__Action item__. Return the lines exactly as they stand, from the first of the material through the line containing "of mass (D) |".

__Entries shown__.
--- START ---

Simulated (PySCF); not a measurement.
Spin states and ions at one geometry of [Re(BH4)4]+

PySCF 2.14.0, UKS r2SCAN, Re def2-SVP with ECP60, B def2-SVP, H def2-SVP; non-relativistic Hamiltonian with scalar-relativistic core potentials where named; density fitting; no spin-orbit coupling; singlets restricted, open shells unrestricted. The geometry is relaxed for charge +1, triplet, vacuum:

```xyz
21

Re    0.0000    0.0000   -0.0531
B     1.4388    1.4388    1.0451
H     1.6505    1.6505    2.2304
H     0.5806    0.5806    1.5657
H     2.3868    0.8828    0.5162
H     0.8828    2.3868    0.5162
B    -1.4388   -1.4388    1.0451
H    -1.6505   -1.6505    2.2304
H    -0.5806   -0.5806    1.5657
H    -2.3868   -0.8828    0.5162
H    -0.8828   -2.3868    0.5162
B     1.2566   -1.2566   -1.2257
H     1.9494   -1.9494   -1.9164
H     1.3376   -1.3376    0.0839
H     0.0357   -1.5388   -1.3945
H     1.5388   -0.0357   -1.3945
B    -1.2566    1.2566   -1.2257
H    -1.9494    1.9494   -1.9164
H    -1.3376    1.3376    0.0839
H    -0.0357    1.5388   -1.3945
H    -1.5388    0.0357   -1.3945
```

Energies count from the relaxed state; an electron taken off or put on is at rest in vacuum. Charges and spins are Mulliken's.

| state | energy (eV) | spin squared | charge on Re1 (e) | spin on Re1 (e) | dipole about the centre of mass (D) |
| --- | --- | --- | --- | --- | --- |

--- END ---

__Written solution__.
Simulated (PySCF); not a measurement.
Spin states and ions at one geometry of [Re(BH4)4]+

PySCF 2.14.0, UKS r2SCAN, Re def2-SVP with ECP60, B def2-SVP, H def2-SVP; non-relativistic Hamiltonian with scalar-relativistic core potentials where named; density fitting; no spin-orbit coupling; singlets restricted, open shells unrestricted. The geometry is relaxed for charge +1, triplet, vacuum:

```xyz
21

Re    0.0000    0.0000   -0.0531
B     1.4388    1.4388    1.0451
H     1.6505    1.6505    2.2304
H     0.5806    0.5806    1.5657
H     2.3868    0.8828    0.5162
H     0.8828    2.3868    0.5162
B    -1.4388   -1.4388    1.0451
H    -1.6505   -1.6505    2.2304
H    -0.5806   -0.5806    1.5657
H    -2.3868   -0.8828    0.5162
H    -0.8828   -2.3868    0.5162
B     1.2566   -1.2566   -1.2257
H     1.9494   -1.9494   -1.9164
H     1.3376   -1.3376    0.0839
H     0.0357   -1.5388   -1.3945
H     1.5388   -0.0357   -1.3945
B    -1.2566    1.2566   -1.2257
H    -1.9494    1.9494   -1.9164
H    -1.3376    1.3376    0.0839
H    -0.0357    1.5388   -1.3945
H    -1.5388    0.0357   -1.3945
```

Energies count from the relaxed state; an electron taken off or put on is at rest in vacuum. Charges and spins are Mulliken's.

| state | energy (eV) | spin squared | charge on Re1 (e) | spin on Re1 (e) | dipole about the centre of mass (D) |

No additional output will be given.